• **Excerpted records**:
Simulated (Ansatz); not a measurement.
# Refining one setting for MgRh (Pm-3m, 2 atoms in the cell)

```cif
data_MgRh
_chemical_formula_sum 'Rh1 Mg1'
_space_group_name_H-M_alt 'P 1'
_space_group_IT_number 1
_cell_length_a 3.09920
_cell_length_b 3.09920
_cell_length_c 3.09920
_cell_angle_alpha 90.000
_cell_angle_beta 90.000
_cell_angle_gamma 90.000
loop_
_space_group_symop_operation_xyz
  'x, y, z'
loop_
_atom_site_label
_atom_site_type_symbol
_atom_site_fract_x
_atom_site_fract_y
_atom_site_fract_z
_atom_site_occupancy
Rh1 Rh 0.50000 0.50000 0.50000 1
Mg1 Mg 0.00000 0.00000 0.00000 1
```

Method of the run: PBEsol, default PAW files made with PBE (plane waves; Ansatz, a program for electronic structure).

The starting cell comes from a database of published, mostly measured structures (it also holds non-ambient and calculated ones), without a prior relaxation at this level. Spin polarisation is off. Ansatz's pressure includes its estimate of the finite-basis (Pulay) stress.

• **Assigned task**: Only the lines above from the one with "# Refining one" through the one with "Method of the" should be duplicated, character for character.

• **Written solution**:
# Refining one setting for MgRh (Pm-3m, 2 atoms in the cell)

```cif
data_MgRh
_chemical_formula_sum 'Rh1 Mg1'
_space_group_name_H-M_alt 'P 1'
_space_group_IT_number 1
_cell_length_a 3.09920
_cell_length_b 3.09920
_cell_length_c 3.09920
_cell_angle_alpha 90.000
_cell_angle_beta 90.000
_cell_angle_gamma 90.000
loop_
_space_group_symop_operation_xyz
  'x, y, z'
loop_
_atom_site_label
_atom_site_type_symbol
_atom_site_fract_x
_atom_site_fract_y
_atom_site_fract_z
_atom_site_occupancy
Rh1 Rh 0.50000 0.50000 0.50000 1
Mg1 Mg 0.00000 0.00000 0.00000 1
```

Method of the run: PBEsol, default PAW files made with PBE (plane waves; Ansatz, a program for electronic structure).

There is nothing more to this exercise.